● REQUIREMENT
Print every record word for word.

● EXTRACTED RECORDS
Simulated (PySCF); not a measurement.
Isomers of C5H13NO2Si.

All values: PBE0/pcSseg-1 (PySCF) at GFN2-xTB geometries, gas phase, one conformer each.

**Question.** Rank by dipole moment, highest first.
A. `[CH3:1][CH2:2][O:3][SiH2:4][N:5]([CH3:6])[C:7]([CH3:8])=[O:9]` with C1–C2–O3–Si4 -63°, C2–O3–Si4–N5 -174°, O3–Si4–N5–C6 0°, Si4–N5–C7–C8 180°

● ANSWER BOX
Simulated (PySCF); not a measurement.
Isomers of C5H13NO2Si.

All values: PBE0/pcSseg-1 (PySCF) at GFN2-xTB geometries, gas phase, one conformer each.

**Question.** Rank by dipole moment, highest first.
A. `[CH3:1][CH2:2][O:3][SiH2:4][N:5]([CH3:6])[C:7]([CH3:8])=[O:9]` with C1–C2–O3–Si4 -63°, C2–O3–Si4–N5 -174°, O3–Si4–N5–C6 0°, Si4–N5–C7–C8 180°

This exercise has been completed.